**Recorded data:**
■ ■ ■ ■ ■

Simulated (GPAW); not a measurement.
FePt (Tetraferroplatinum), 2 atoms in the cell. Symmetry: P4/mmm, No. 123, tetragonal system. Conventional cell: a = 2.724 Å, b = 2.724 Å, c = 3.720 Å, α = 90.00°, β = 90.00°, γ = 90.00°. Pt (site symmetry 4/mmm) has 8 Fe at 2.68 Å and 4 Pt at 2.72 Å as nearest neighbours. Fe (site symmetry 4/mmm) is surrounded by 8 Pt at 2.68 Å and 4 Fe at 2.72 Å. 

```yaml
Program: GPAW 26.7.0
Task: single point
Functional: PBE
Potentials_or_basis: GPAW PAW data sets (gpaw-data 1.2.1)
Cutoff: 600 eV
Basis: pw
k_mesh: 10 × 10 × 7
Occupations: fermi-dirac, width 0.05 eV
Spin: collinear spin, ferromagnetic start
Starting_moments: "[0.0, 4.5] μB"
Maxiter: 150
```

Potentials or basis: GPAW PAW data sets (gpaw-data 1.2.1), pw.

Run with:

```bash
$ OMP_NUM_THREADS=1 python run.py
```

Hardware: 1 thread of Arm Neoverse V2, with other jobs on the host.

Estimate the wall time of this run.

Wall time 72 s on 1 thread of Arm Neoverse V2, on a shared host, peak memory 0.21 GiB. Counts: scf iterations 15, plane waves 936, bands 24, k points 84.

■ ■ ■ ■ ■

**Action item:**
Beginning with the first line of the listing above, please write out every line exactly until you reach the line that contains "Hardware: 1 thread", and include that one too.

**Your solution:**
Simulated (GPAW); not a measurement.
FePt (Tetraferroplatinum), 2 atoms in the cell. Symmetry: P4/mmm, No. 123, tetragonal system. Conventional cell: a = 2.724 Å, b = 2.724 Å, c = 3.720 Å, α = 90.00°, β = 90.00°, γ = 90.00°. Pt (site symmetry 4/mmm) has 8 Fe at 2.68 Å and 4 Pt at 2.72 Å as nearest neighbours. Fe (site symmetry 4/mmm) is surrounded by 8 Pt at 2.68 Å and 4 Fe at 2.72 Å. 

```yaml
Program: GPAW 26.7.0
Task: single point
Functional: PBE
Potentials_or_basis: GPAW PAW data sets (gpaw-data 1.2.1)
Cutoff: 600 eV
Basis: pw
k_mesh: 10 × 10 × 7
Occupations: fermi-dirac, width 0.05 eV
Spin: collinear spin, ferromagnetic start
Starting_moments: "[0.0, 4.5] μB"
Maxiter: 150
```

Potentials or basis: GPAW PAW data sets (gpaw-data 1.2.1), pw.

Run with:

```bash
$ OMP_NUM_THREADS=1 python run.py
```

Hardware: 1 thread of Arm Neoverse V2, with other jobs on the host.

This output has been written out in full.